WORK ORDER >>
The lines needed are those from the start of the records through the line holding "Which map belongs to which system?", each copied exactly.

GIVEN DATA >>
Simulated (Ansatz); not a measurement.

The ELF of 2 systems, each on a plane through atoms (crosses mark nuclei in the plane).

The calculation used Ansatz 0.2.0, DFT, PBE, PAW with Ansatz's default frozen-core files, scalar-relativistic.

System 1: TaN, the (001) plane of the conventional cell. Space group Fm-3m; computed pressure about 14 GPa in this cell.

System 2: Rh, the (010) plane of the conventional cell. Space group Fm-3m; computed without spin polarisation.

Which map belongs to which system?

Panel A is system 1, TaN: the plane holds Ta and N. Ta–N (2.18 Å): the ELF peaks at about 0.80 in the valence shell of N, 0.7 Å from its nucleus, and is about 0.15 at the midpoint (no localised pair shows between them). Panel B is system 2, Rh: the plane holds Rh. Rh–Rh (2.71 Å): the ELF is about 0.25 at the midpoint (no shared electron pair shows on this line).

ANSWER BOX >>
Simulated (Ansatz); not a measurement.

The ELF of 2 systems, each on a plane through atoms (crosses mark nuclei in the plane).

The calculation used Ansatz 0.2.0, DFT, PBE, PAW with Ansatz's default frozen-core files, scalar-relativistic.

System 1: TaN, the (001) plane of the conventional cell. Space group Fm-3m; computed pressure about 14 GPa in this cell.

System 2: Rh, the (010) plane of the conventional cell. Space group Fm-3m; computed without spin polarisation.

Which map belongs to which system?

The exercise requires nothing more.